- [Work instruction]: Set down word for word the lines that begin the entries and run through the line containing "Work out the". Give nothing further.

- [Material supplied]:
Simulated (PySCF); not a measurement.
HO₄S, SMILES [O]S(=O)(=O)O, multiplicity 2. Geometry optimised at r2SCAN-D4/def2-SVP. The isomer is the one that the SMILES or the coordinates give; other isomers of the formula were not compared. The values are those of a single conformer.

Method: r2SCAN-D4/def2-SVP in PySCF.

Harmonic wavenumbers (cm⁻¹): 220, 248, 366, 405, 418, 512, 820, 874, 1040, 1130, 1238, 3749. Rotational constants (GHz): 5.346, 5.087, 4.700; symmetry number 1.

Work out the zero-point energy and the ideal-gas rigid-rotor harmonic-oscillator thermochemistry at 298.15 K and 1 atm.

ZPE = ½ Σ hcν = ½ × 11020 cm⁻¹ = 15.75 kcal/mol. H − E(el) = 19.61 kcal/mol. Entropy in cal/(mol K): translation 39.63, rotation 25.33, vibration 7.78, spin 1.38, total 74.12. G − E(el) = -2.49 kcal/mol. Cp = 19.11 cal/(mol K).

- [Response area]:
Simulated (PySCF); not a measurement.
HO₄S, SMILES [O]S(=O)(=O)O, multiplicity 2. Geometry optimised at r2SCAN-D4/def2-SVP. The isomer is the one that the SMILES or the coordinates give; other isomers of the formula were not compared. The values are those of a single conformer.

Method: r2SCAN-D4/def2-SVP in PySCF.

Harmonic wavenumbers (cm⁻¹): 220, 248, 366, 405, 418, 512, 820, 874, 1040, 1130, 1238, 3749. Rotational constants (GHz): 5.346, 5.087, 4.700; symmetry number 1.

Work out the zero-point energy and the ideal-gas rigid-rotor harmonic-oscillator thermochemistry at 298.15 K and 1 atm.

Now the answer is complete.